- _GIVEN ENTRIES_:
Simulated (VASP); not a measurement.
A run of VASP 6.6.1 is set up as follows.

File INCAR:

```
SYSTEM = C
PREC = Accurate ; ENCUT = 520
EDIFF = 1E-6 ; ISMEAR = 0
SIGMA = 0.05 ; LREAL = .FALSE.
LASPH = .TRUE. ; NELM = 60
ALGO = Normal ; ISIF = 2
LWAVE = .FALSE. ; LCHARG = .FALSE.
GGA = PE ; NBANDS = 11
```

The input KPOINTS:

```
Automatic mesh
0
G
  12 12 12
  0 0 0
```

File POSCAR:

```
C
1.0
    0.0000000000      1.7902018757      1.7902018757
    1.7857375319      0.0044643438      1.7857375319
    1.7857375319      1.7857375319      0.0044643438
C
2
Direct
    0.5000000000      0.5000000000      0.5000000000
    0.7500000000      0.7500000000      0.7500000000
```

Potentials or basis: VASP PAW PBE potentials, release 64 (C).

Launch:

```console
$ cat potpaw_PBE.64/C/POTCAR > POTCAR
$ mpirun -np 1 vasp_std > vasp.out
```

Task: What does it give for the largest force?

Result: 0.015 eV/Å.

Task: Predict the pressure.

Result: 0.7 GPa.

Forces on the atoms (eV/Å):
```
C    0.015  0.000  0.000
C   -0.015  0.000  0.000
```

- _BRIEF_:
Copy out each line of the material and keep every word unchanged.

- _WRITTEN ANSWER_:
Simulated (VASP); not a measurement.
A run of VASP 6.6.1 is set up as follows.

File INCAR:

```
SYSTEM = C
PREC = Accurate ; ENCUT = 520
EDIFF = 1E-6 ; ISMEAR = 0
SIGMA = 0.05 ; LREAL = .FALSE.
LASPH = .TRUE. ; NELM = 60
ALGO = Normal ; ISIF = 2
LWAVE = .FALSE. ; LCHARG = .FALSE.
GGA = PE ; NBANDS = 11
```

The input KPOINTS:

```
Automatic mesh
0
G
  12 12 12
  0 0 0
```

File POSCAR:

```
C
1.0
    0.0000000000      1.7902018757      1.7902018757
    1.7857375319      0.0044643438      1.7857375319
    1.7857375319      1.7857375319      0.0044643438
C
2
Direct
    0.5000000000      0.5000000000      0.5000000000
    0.7500000000      0.7500000000      0.7500000000
```

Potentials or basis: VASP PAW PBE potentials, release 64 (C).

Launch:

```console
$ cat potpaw_PBE.64/C/POTCAR > POTCAR
$ mpirun -np 1 vasp_std > vasp.out
```

Task: What does it give for the largest force?

Result: 0.015 eV/Å.

Task: Predict the pressure.

Result: 0.7 GPa.

Forces on the atoms (eV/Å):
```
C    0.015  0.000  0.000
C   -0.015  0.000  0.000
```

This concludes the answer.